-------------------------

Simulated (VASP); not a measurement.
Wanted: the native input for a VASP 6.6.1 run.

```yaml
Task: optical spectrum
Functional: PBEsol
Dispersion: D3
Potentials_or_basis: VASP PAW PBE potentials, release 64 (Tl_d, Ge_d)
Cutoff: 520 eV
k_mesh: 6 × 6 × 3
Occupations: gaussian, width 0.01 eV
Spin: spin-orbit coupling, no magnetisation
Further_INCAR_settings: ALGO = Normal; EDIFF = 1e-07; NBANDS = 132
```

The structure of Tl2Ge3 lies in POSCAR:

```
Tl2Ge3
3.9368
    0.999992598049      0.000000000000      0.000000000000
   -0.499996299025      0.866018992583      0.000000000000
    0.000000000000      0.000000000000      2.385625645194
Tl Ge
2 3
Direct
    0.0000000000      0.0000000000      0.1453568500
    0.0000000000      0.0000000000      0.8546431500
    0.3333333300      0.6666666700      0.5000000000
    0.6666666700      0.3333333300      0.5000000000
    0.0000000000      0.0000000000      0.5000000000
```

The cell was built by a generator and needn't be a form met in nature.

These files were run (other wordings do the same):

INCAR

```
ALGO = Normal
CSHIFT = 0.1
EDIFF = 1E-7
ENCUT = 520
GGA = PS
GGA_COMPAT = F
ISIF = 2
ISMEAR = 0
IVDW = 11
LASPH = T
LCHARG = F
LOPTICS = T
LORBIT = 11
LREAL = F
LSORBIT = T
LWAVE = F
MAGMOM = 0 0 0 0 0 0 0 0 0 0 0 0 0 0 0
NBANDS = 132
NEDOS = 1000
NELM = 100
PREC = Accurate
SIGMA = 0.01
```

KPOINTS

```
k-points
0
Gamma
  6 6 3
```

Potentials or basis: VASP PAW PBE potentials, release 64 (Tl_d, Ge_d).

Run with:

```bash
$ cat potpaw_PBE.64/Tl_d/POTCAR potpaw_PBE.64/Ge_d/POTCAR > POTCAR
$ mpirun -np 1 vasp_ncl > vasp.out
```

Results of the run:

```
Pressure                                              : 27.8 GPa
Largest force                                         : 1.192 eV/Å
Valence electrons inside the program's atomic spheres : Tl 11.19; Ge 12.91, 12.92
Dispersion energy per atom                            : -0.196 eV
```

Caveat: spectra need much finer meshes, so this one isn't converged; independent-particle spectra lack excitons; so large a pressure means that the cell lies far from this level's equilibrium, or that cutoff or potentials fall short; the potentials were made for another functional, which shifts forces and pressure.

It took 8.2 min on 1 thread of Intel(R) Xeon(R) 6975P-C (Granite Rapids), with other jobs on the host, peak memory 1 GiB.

-------------------------

REQUIRED ACTION: Find the line with "Results of the" in the material above. Reproduce it and each line after it up to and including the line with "Caveat: spectra need".

EXERCISE RESULT:
Results of the run:

```
Pressure                                              : 27.8 GPa
Largest force                                         : 1.192 eV/Å
Valence electrons inside the program's atomic spheres : Tl 11.19; Ge 12.91, 12.92
Dispersion energy per atom                            : -0.196 eV
```

Caveat: spectra need much finer meshes, so this one isn't converged; independent-particle spectra lack excitons; so large a pressure means that the cell lies far from this level's equilibrium, or that cutoff or potentials fall short; the potentials were made for another functional, which shifts forces and pressure.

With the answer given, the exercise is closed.